- Work instruction -
Each line of the data must be set down again without a single difference.

- Listed records -
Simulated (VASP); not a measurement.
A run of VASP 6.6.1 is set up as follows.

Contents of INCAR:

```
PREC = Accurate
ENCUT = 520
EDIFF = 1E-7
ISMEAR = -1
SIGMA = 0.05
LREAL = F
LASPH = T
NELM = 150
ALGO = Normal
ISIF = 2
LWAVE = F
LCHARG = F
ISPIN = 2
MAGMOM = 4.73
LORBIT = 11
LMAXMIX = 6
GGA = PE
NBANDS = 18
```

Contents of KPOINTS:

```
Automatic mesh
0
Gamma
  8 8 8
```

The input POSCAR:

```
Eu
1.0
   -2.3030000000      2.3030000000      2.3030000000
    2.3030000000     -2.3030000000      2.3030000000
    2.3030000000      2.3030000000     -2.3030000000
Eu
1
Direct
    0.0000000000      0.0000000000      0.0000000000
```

- Your response -
Simulated (VASP); not a measurement.
A run of VASP 6.6.1 is set up as follows.

Contents of INCAR:

```
PREC = Accurate
ENCUT = 520
EDIFF = 1E-7
ISMEAR = -1
SIGMA = 0.05
LREAL = F
LASPH = T
NELM = 150
ALGO = Normal
ISIF = 2
LWAVE = F
LCHARG = F
ISPIN = 2
MAGMOM = 4.73
LORBIT = 11
LMAXMIX = 6
GGA = PE
NBANDS = 18
```

Contents of KPOINTS:

```
Automatic mesh
0
Gamma
  8 8 8
```

The input POSCAR:

```
Eu
1.0
   -2.3030000000      2.3030000000      2.3030000000
    2.3030000000     -2.3030000000      2.3030000000
    2.3030000000      2.3030000000     -2.3030000000
Eu
1
Direct
    0.0000000000      0.0000000000      0.0000000000
```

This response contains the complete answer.